### Extracted information
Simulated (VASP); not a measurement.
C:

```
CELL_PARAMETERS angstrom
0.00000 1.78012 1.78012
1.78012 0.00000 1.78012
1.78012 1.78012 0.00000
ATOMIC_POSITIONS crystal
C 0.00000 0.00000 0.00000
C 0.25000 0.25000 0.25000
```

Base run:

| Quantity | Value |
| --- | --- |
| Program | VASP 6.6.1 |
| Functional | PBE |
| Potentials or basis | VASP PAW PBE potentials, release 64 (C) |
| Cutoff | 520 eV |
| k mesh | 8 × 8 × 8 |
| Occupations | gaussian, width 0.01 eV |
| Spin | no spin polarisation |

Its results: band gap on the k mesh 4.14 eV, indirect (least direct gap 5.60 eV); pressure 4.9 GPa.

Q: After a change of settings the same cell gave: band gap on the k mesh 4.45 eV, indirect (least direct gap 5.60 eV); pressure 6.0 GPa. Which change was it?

### Work request
Set down the lines of the records exactly, from the first one through the line containing "Its results: band", and add nothing else.

### Expected answer
Simulated (VASP); not a measurement.
C:

```
CELL_PARAMETERS angstrom
0.00000 1.78012 1.78012
1.78012 0.00000 1.78012
1.78012 1.78012 0.00000
ATOMIC_POSITIONS crystal
C 0.00000 0.00000 0.00000
C 0.25000 0.25000 0.25000
```

Base run:

| Quantity | Value |
| --- | --- |
| Program | VASP 6.6.1 |
| Functional | PBE |
| Potentials or basis | VASP PAW PBE potentials, release 64 (C) |
| Cutoff | 520 eV |
| k mesh | 8 × 8 × 8 |
| Occupations | gaussian, width 0.01 eV |
| Spin | no spin polarisation |

Its results: band gap on the k mesh 4.14 eV, indirect (least direct gap 5.60 eV); pressure 4.9 GPa.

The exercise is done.